Work instruction
Print the first line of the records below and every line after it, up to and including the line with "SMILES with atom". Print nothing else.

Given data
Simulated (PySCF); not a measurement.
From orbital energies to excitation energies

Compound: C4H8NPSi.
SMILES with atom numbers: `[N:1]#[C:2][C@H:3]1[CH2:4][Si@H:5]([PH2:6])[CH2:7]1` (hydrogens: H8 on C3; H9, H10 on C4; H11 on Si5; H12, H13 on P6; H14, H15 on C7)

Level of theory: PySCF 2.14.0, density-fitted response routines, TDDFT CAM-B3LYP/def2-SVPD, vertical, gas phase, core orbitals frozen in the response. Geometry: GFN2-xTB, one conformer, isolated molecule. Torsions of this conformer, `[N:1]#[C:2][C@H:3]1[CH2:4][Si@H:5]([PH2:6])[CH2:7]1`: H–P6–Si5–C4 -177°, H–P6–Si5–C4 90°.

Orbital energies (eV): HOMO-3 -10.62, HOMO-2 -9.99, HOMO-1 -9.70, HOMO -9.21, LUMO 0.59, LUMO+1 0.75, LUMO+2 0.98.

Task response
Simulated (PySCF); not a measurement.
From orbital energies to excitation energies

Compound: C4H8NPSi.
SMILES with atom numbers: `[N:1]#[C:2][C@H:3]1[CH2:4][Si@H:5]([PH2:6])[CH2:7]1` (hydrogens: H8 on C3; H9, H10 on C4; H11 on Si5; H12, H13 on P6; H14, H15 on C7)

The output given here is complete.